_Work instruction_. Only one stretch of the records below should be repeated. It starts with the line containing "-8.9 | 2.18 |" and goes on through the line containing "-5.0 | 8.63 |", exactly as written.

[Start of section]

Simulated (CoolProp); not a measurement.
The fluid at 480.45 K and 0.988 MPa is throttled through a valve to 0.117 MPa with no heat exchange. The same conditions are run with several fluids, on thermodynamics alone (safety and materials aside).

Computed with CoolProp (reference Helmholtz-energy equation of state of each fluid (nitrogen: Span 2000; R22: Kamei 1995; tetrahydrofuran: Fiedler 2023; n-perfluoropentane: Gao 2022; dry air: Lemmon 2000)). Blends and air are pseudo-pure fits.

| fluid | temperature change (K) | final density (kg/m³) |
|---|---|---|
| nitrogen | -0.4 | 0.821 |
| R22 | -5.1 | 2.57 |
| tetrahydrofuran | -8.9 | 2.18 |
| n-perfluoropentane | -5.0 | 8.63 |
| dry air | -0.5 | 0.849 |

[End of section]

_Exercise result_.
| tetrahydrofuran | -8.9 | 2.18 |
| n-perfluoropentane | -5.0 | 8.63 |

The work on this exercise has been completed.